WORK TASK: Which lines run from the start of the data below to the line containing "- 374.4 K and 134 kPa: gas; cv 0.836"? Set them down exactly, with none added.

══ INPUT DATA

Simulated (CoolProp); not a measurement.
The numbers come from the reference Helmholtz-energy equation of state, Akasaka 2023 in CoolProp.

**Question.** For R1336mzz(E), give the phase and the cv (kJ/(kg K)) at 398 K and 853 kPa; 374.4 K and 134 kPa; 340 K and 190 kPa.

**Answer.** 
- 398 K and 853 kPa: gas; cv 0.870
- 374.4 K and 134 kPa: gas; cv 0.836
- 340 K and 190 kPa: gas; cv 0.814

════

ANSWER SPACE:
Simulated (CoolProp); not a measurement.
The numbers come from the reference Helmholtz-energy equation of state, Akasaka 2023 in CoolProp.

**Question.** For R1336mzz(E), give the phase and the cv (kJ/(kg K)) at 398 K and 853 kPa; 374.4 K and 134 kPa; 340 K and 190 kPa.

**Answer.** 
- 398 K and 853 kPa: gas; cv 0.870
- 374.4 K and 134 kPa: gas; cv 0.836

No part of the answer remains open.